----- Information supplied
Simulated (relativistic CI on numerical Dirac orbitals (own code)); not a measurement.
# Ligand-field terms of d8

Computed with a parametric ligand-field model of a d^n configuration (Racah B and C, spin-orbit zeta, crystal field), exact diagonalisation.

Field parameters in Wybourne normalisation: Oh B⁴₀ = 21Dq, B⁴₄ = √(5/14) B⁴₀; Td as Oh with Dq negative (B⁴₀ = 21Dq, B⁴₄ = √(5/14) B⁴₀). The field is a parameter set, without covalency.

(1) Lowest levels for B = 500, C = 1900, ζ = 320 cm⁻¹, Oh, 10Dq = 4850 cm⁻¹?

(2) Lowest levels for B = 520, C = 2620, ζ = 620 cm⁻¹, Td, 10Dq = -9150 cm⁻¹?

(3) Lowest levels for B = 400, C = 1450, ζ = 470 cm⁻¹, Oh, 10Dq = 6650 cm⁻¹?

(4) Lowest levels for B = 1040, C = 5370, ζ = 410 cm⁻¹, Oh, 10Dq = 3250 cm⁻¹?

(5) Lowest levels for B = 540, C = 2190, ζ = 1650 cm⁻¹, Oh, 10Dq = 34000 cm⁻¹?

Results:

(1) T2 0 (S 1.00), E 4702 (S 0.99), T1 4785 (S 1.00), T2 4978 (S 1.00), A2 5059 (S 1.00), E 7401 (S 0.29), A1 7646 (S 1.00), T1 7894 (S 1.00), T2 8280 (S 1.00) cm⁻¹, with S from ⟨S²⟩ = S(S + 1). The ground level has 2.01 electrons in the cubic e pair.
----------

• Brief:
Give back exactly the lines from the first line of the records through the line holding "Computed with a", including both of those lines and leaving out all others.

• Exercise solution:
Simulated (relativistic CI on numerical Dirac orbitals (own code)); not a measurement.
# Ligand-field terms of d8

Computed with a parametric ligand-field model of a d^n configuration (Racah B and C, spin-orbit zeta, crystal field), exact diagonalisation.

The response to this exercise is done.